- _EXTRACTED RECORDS_:
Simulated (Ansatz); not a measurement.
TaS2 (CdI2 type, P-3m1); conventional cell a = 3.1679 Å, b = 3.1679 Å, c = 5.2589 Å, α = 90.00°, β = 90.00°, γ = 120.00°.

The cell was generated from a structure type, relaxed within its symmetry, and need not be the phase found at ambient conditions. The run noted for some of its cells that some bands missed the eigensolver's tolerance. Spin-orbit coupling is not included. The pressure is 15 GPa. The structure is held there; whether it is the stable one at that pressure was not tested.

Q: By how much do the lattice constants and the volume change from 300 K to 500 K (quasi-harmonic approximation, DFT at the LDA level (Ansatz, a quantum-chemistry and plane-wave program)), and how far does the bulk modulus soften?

- _ASSIGNED TASK_: Once you have read the records above, output each of them verbatim.

- _RESPONSE BOX_:
Simulated (Ansatz); not a measurement.
TaS2 (CdI2 type, P-3m1); conventional cell a = 3.1679 Å, b = 3.1679 Å, c = 5.2589 Å, α = 90.00°, β = 90.00°, γ = 120.00°.

The cell was generated from a structure type, relaxed within its symmetry, and need not be the phase found at ambient conditions. The run noted for some of its cells that some bands missed the eigensolver's tolerance. Spin-orbit coupling is not included. The pressure is 15 GPa. The structure is held there; whether it is the stable one at that pressure was not tested.

Q: By how much do the lattice constants and the volume change from 300 K to 500 K (quasi-harmonic approximation, DFT at the LDA level (Ansatz, a quantum-chemistry and plane-wave program)), and how far does the bulk modulus soften?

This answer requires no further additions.